[[ Record set, beginning ]]

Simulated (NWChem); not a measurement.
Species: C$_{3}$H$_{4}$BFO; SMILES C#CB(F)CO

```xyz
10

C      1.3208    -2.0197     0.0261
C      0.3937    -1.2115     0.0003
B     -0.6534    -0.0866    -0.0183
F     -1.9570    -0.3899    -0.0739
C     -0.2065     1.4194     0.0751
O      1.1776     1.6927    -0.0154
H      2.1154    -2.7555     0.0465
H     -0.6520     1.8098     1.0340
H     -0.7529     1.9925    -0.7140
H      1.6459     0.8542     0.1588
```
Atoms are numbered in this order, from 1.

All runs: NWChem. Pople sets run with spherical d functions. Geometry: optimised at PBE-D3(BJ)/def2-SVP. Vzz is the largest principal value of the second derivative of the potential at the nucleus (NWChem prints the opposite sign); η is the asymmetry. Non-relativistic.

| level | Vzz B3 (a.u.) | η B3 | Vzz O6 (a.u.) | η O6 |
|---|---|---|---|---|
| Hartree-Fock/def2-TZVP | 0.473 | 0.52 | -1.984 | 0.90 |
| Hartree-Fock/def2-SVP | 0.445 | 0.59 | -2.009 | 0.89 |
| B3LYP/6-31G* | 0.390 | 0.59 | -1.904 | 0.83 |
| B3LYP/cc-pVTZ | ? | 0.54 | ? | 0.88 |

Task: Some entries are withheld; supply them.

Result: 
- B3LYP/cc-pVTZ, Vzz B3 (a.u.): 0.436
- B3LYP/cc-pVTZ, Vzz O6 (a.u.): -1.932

[[ Record set, end ]]

The expected output is exactly the lines of the listing above between the line holding "0.54 | ? | 0.88 |" and the line holding "- B3LYP/cc-pVTZ, Vzz B3 (a.u.): 0.436", inclusive.

| B3LYP/cc-pVTZ | ? | 0.54 | ? | 0.88 |

Task: Some entries are withheld; supply them.

Result: 
- B3LYP/cc-pVTZ, Vzz B3 (a.u.): 0.436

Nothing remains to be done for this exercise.